**TASK ITEM:**
In the records below, find the line containing "# Ideality from Voc and Vmp" and the line containing "Vmp = 0.59164305 V"; please repeat exactly the lines from one to the other, both included, and nothing more.

**SOURCE INFORMATION:**
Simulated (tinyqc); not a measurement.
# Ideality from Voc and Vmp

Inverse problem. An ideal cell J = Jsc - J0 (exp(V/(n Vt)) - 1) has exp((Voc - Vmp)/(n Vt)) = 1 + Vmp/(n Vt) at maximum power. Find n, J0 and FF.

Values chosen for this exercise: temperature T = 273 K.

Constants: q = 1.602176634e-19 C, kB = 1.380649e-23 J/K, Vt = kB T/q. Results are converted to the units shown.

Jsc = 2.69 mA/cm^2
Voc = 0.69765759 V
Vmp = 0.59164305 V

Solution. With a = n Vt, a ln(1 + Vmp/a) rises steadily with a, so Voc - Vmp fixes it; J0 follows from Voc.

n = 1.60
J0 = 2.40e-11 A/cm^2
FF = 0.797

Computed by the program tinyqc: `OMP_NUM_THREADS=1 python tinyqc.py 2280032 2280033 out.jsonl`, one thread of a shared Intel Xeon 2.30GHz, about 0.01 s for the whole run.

**WORKED SOLUTION:**
# Ideality from Voc and Vmp

Inverse problem. An ideal cell J = Jsc - J0 (exp(V/(n Vt)) - 1) has exp((Voc - Vmp)/(n Vt)) = 1 + Vmp/(n Vt) at maximum power. Find n, J0 and FF.

Values chosen for this exercise: temperature T = 273 K.

Constants: q = 1.602176634e-19 C, kB = 1.380649e-23 J/K, Vt = kB T/q. Results are converted to the units shown.

Jsc = 2.69 mA/cm^2
Voc = 0.69765759 V
Vmp = 0.59164305 V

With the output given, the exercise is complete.